*** Opening Entries supplied ***

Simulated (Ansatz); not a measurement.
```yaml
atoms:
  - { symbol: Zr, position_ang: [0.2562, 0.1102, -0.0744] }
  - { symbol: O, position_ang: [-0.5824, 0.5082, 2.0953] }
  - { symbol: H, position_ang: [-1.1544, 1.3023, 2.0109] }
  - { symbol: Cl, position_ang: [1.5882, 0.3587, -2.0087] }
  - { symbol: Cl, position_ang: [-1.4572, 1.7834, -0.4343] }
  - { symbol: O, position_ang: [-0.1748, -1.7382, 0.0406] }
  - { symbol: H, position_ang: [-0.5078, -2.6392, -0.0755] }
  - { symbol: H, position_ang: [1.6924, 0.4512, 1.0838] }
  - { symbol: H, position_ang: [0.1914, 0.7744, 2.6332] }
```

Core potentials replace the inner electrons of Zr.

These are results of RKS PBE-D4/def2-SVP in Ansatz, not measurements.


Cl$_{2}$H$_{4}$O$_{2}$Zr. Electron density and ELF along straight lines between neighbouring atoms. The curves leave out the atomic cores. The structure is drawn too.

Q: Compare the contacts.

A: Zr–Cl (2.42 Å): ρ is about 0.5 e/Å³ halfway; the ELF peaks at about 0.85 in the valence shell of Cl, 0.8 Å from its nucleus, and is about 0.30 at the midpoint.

*** Closing Entries supplied ***

_Work task_.
Go through the listing and copy all of it exactly.

_Exercise output_.
Simulated (Ansatz); not a measurement.
```yaml
atoms:
  - { symbol: Zr, position_ang: [0.2562, 0.1102, -0.0744] }
  - { symbol: O, position_ang: [-0.5824, 0.5082, 2.0953] }
  - { symbol: H, position_ang: [-1.1544, 1.3023, 2.0109] }
  - { symbol: Cl, position_ang: [1.5882, 0.3587, -2.0087] }
  - { symbol: Cl, position_ang: [-1.4572, 1.7834, -0.4343] }
  - { symbol: O, position_ang: [-0.1748, -1.7382, 0.0406] }
  - { symbol: H, position_ang: [-0.5078, -2.6392, -0.0755] }
  - { symbol: H, position_ang: [1.6924, 0.4512, 1.0838] }
  - { symbol: H, position_ang: [0.1914, 0.7744, 2.6332] }
```

Core potentials replace the inner electrons of Zr.

These are results of RKS PBE-D4/def2-SVP in Ansatz, not measurements.


Cl$_{2}$H$_{4}$O$_{2}$Zr. Electron density and ELF along straight lines between neighbouring atoms. The curves leave out the atomic cores. The structure is drawn too.

Q: Compare the contacts.

A: Zr–Cl (2.42 Å): ρ is about 0.5 e/Å³ halfway; the ELF peaks at about 0.85 in the valence shell of Cl, 0.8 Å from its nucleus, and is about 0.30 at the midpoint.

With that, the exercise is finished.